_Requirement_.
The reply to the records below should contain exactly the lines from the line with "## CaCl₂ + H₂O" through the line with "Input: 1 mol", and nothing besides.

_Material provided_.
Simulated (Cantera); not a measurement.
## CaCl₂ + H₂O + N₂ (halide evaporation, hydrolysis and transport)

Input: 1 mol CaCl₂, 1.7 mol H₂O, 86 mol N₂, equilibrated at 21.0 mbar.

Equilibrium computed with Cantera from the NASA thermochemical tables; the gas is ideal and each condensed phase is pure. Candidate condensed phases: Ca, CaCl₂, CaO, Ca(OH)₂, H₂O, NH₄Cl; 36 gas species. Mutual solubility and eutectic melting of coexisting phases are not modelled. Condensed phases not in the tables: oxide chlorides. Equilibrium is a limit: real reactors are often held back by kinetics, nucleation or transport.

_Exercise result_.
## CaCl₂ + H₂O + N₂ (halide evaporation, hydrolysis and transport)

Input: 1 mol CaCl₂, 1.7 mol H₂O, 86 mol N₂, equilibrated at 21.0 mbar.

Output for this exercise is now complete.